_WORK ORDER_.
Print the listing below from its opening line through the line holding "Solution. A (3.1", both ends included.

_SUPPLIED DATA_.
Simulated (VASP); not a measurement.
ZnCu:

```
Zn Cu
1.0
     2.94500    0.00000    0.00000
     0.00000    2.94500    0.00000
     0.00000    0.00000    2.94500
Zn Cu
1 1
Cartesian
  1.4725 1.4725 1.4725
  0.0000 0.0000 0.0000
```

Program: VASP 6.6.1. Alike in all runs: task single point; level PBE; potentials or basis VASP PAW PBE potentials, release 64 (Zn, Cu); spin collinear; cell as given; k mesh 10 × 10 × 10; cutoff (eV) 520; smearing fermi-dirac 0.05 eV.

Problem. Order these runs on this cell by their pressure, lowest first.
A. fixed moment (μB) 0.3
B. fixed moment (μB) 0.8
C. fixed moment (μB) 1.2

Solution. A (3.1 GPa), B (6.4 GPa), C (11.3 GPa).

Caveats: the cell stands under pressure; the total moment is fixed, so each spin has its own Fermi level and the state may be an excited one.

_EXERCISE ANSWER_.
Simulated (VASP); not a measurement.
ZnCu:

```
Zn Cu
1.0
     2.94500    0.00000    0.00000
     0.00000    2.94500    0.00000
     0.00000    0.00000    2.94500
Zn Cu
1 1
Cartesian
  1.4725 1.4725 1.4725
  0.0000 0.0000 0.0000
```

Program: VASP 6.6.1. Alike in all runs: task single point; level PBE; potentials or basis VASP PAW PBE potentials, release 64 (Zn, Cu); spin collinear; cell as given; k mesh 10 × 10 × 10; cutoff (eV) 520; smearing fermi-dirac 0.05 eV.

Problem. Order these runs on this cell by their pressure, lowest first.
A. fixed moment (μB) 0.3
B. fixed moment (μB) 0.8
C. fixed moment (μB) 1.2

Solution. A (3.1 GPa), B (6.4 GPa), C (11.3 GPa).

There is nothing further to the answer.